======

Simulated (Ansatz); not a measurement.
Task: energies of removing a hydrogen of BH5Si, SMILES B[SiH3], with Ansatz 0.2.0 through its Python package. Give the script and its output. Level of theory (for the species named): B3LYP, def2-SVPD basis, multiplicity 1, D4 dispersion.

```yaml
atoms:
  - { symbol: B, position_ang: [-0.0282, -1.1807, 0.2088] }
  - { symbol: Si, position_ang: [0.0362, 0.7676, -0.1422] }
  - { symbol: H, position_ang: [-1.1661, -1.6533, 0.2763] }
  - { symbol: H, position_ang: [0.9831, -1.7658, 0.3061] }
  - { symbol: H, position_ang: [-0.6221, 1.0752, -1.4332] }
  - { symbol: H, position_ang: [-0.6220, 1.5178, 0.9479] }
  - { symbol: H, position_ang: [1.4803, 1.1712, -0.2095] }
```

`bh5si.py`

======

**WORK TASK**
Write down exactly every line of the material above up to and including the line containing "Task: energies of".

**WRITTEN ANSWER**
Simulated (Ansatz); not a measurement.
Task: energies of removing a hydrogen of BH5Si, SMILES B[SiH3], with Ansatz 0.2.0 through its Python package. Give the script and its output. Level of theory (for the species named): B3LYP, def2-SVPD basis, multiplicity 1, D4 dispersion.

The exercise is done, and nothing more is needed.